» Action item
Could each record be written out again exactly as it stands?

◇ ◇ ◇ ◇ ◇ ◇ ◇

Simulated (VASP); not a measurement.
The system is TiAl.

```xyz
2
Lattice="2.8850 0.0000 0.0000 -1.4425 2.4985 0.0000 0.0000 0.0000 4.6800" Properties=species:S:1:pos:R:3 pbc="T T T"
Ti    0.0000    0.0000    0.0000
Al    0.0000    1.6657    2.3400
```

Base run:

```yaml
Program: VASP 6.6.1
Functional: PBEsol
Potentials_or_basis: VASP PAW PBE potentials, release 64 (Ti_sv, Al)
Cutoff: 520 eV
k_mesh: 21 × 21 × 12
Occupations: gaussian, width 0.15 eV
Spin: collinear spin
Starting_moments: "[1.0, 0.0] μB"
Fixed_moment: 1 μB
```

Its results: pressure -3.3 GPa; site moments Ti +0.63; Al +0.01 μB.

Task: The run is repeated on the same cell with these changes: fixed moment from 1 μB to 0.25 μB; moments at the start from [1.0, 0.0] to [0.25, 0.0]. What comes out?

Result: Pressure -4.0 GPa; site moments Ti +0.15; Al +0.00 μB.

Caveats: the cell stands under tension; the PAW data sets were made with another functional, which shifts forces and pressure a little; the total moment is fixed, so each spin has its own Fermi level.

◇ ◇ ◇ ◇ ◇ ◇ ◇

» Expected answer
Simulated (VASP); not a measurement.
The system is TiAl.

```xyz
2
Lattice="2.8850 0.0000 0.0000 -1.4425 2.4985 0.0000 0.0000 0.0000 4.6800" Properties=species:S:1:pos:R:3 pbc="T T T"
Ti    0.0000    0.0000    0.0000
Al    0.0000    1.6657    2.3400
```

Base run:

```yaml
Program: VASP 6.6.1
Functional: PBEsol
Potentials_or_basis: VASP PAW PBE potentials, release 64 (Ti_sv, Al)
Cutoff: 520 eV
k_mesh: 21 × 21 × 12
Occupations: gaussian, width 0.15 eV
Spin: collinear spin
Starting_moments: "[1.0, 0.0] μB"
Fixed_moment: 1 μB
```

Its results: pressure -3.3 GPa; site moments Ti +0.63; Al +0.01 μB.

Task: The run is repeated on the same cell with these changes: fixed moment from 1 μB to 0.25 μB; moments at the start from [1.0, 0.0] to [0.25, 0.0]. What comes out?

Result: Pressure -4.0 GPa; site moments Ti +0.15; Al +0.00 μB.

Caveats: the cell stands under tension; the PAW data sets were made with another functional, which shifts forces and pressure a little; the total moment is fixed, so each spin has its own Fermi level.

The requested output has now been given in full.